ASSIGNMENT.
Copy, exactly and without additions, every line in the records below from the one holding "Theory: RHF/def2-SVP (Ansatz" through the one holding "### Did the", both ends included.

RAW DATA.
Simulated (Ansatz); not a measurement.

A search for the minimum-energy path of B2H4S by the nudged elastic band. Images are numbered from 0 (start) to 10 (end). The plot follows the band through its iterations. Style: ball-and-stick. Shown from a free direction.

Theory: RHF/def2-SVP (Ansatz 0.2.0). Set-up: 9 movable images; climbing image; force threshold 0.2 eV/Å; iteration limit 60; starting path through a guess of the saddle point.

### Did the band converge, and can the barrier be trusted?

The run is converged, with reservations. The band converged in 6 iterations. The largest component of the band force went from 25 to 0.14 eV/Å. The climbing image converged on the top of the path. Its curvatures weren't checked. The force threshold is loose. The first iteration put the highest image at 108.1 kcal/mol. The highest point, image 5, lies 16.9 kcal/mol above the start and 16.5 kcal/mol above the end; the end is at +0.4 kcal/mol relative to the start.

WORKED SOLUTION.
Theory: RHF/def2-SVP (Ansatz 0.2.0). Set-up: 9 movable images; climbing image; force threshold 0.2 eV/Å; iteration limit 60; starting path through a guess of the saddle point.

### Did the band converge, and can the barrier be trusted?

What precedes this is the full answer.